● ● ●

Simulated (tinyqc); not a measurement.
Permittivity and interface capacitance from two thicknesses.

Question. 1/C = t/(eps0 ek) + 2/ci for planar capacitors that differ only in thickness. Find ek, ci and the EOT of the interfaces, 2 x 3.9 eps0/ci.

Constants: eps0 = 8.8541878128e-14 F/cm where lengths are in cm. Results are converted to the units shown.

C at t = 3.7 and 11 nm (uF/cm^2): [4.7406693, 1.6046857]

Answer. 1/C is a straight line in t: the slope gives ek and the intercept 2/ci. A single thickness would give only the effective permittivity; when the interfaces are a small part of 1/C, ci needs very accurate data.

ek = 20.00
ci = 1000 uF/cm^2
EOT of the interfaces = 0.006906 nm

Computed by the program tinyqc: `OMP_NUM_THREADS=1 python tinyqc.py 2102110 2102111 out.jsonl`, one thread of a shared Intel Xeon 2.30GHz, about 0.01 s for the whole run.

● ● ●

## Assigned task
What you retype should run from the first line of the entries above through the line containing "EOT of the interfaces = 0.006906 nm", exactly and in full.

## Task solution
Simulated (tinyqc); not a measurement.
Permittivity and interface capacitance from two thicknesses.

Question. 1/C = t/(eps0 ek) + 2/ci for planar capacitors that differ only in thickness. Find ek, ci and the EOT of the interfaces, 2 x 3.9 eps0/ci.

Constants: eps0 = 8.8541878128e-14 F/cm where lengths are in cm. Results are converted to the units shown.

C at t = 3.7 and 11 nm (uF/cm^2): [4.7406693, 1.6046857]

Answer. 1/C is a straight line in t: the slope gives ek and the intercept 2/ci. A single thickness would give only the effective permittivity; when the interfaces are a small part of 1/C, ci needs very accurate data.

ek = 20.00
ci = 1000 uF/cm^2
EOT of the interfaces = 0.006906 nm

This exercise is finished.